> _Work item_
The answer must be every record below, repeated exactly.

> _Supplied entries_
★ ★ ★ ★ ★ ★ ★

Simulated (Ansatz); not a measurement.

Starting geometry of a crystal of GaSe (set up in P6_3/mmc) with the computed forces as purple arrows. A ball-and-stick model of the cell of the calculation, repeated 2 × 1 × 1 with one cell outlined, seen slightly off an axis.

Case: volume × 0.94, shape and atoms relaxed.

★ ★ ★ ★ ★ ★ ★

> _Written response_
Simulated (Ansatz); not a measurement.

Starting geometry of a crystal of GaSe (set up in P6_3/mmc) with the computed forces as purple arrows. A ball-and-stick model of the cell of the calculation, repeated 2 × 1 × 1 with one cell outlined, seen slightly off an axis.

Case: volume × 0.94, shape and atoms relaxed.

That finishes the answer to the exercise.